**Work item**
Word for word, set down every line of the entries below from the line with "Solution. It ends" to the line with "-0.2398 | 0.0009 | 61.13 |", including both, and no other line.

**The data**
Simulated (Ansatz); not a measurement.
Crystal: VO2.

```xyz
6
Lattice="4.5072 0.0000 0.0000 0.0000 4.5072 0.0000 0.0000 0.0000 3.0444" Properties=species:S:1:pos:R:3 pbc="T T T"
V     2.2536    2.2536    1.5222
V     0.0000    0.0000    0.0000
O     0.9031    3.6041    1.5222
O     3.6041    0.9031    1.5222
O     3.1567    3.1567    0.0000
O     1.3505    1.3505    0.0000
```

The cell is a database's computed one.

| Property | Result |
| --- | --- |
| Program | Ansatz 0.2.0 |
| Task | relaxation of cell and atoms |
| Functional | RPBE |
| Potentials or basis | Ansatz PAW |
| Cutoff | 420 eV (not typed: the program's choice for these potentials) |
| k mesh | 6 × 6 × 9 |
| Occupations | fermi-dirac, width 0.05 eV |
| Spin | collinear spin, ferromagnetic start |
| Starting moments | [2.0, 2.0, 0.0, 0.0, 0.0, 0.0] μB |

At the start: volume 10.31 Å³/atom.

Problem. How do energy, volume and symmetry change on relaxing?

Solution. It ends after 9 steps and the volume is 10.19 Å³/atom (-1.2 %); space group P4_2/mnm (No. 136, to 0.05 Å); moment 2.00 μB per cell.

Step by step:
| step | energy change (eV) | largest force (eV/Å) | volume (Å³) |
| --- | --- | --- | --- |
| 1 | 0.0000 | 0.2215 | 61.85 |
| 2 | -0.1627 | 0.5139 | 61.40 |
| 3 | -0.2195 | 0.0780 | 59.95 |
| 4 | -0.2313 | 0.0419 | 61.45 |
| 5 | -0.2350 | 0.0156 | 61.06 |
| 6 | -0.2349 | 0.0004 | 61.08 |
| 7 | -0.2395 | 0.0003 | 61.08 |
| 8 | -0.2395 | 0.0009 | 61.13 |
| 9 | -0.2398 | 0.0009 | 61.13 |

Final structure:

**Response area**
Solution. It ends after 9 steps and the volume is 10.19 Å³/atom (-1.2 %); space group P4_2/mnm (No. 136, to 0.05 Å); moment 2.00 μB per cell.

Step by step:
| step | energy change (eV) | largest force (eV/Å) | volume (Å³) |
| --- | --- | --- | --- |
| 1 | 0.0000 | 0.2215 | 61.85 |
| 2 | -0.1627 | 0.5139 | 61.40 |
| 3 | -0.2195 | 0.0780 | 59.95 |
| 4 | -0.2313 | 0.0419 | 61.45 |
| 5 | -0.2350 | 0.0156 | 61.06 |
| 6 | -0.2349 | 0.0004 | 61.08 |
| 7 | -0.2395 | 0.0003 | 61.08 |
| 8 | -0.2395 | 0.0009 | 61.13 |
| 9 | -0.2398 | 0.0009 | 61.13 |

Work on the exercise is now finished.